_RECORDS SHOWN:_
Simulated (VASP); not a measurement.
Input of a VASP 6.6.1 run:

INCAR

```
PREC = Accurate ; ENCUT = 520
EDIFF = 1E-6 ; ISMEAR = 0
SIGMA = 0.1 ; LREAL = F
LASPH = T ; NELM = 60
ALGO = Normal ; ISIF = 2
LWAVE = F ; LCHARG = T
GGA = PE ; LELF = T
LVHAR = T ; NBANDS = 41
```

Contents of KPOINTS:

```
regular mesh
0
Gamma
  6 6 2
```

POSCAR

_BRIEF:_ The full set of entries above needs to be restated word for word.

_TASK ANSWER:_
Simulated (VASP); not a measurement.
Input of a VASP 6.6.1 run:

INCAR

```
PREC = Accurate ; ENCUT = 520
EDIFF = 1E-6 ; ISMEAR = 0
SIGMA = 0.1 ; LREAL = F
LASPH = T ; NELM = 60
ALGO = Normal ; ISIF = 2
LWAVE = F ; LCHARG = T
GGA = PE ; LELF = T
LVHAR = T ; NBANDS = 41
```

Contents of KPOINTS:

```
regular mesh
0
Gamma
  6 6 2
```

POSCAR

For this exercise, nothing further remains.